**The data**
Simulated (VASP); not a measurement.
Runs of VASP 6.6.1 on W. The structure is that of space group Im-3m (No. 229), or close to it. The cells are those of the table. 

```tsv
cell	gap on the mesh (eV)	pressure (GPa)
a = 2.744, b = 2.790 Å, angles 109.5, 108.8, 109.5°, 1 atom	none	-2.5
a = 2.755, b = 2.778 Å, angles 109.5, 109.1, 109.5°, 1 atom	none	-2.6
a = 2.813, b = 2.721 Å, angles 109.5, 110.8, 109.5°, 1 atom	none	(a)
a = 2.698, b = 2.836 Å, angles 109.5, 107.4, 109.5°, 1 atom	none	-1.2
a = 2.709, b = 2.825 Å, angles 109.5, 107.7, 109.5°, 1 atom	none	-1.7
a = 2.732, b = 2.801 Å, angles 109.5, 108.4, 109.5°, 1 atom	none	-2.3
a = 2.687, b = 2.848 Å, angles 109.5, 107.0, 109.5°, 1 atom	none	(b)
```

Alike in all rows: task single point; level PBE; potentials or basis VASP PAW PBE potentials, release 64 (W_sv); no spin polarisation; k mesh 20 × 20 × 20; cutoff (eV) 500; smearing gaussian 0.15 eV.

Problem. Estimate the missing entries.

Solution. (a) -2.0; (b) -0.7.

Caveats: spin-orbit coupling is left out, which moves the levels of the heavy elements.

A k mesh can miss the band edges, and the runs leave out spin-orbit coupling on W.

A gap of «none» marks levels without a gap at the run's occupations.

**Work task**
Reproduce only the lines from the top of the material through the one bearing "A k mesh can", each exactly as it stands.

**Problem solution**
Simulated (VASP); not a measurement.
Runs of VASP 6.6.1 on W. The structure is that of space group Im-3m (No. 229), or close to it. The cells are those of the table. 

```tsv
cell	gap on the mesh (eV)	pressure (GPa)
a = 2.744, b = 2.790 Å, angles 109.5, 108.8, 109.5°, 1 atom	none	-2.5
a = 2.755, b = 2.778 Å, angles 109.5, 109.1, 109.5°, 1 atom	none	-2.6
a = 2.813, b = 2.721 Å, angles 109.5, 110.8, 109.5°, 1 atom	none	(a)
a = 2.698, b = 2.836 Å, angles 109.5, 107.4, 109.5°, 1 atom	none	-1.2
a = 2.709, b = 2.825 Å, angles 109.5, 107.7, 109.5°, 1 atom	none	-1.7
a = 2.732, b = 2.801 Å, angles 109.5, 108.4, 109.5°, 1 atom	none	-2.3
a = 2.687, b = 2.848 Å, angles 109.5, 107.0, 109.5°, 1 atom	none	(b)
```

Alike in all rows: task single point; level PBE; potentials or basis VASP PAW PBE potentials, release 64 (W_sv); no spin polarisation; k mesh 20 × 20 × 20; cutoff (eV) 500; smearing gaussian 0.15 eV.

Problem. Estimate the missing entries.

Solution. (a) -2.0; (b) -0.7.

Caveats: spin-orbit coupling is left out, which moves the levels of the heavy elements.

A k mesh can miss the band edges, and the runs leave out spin-orbit coupling on W.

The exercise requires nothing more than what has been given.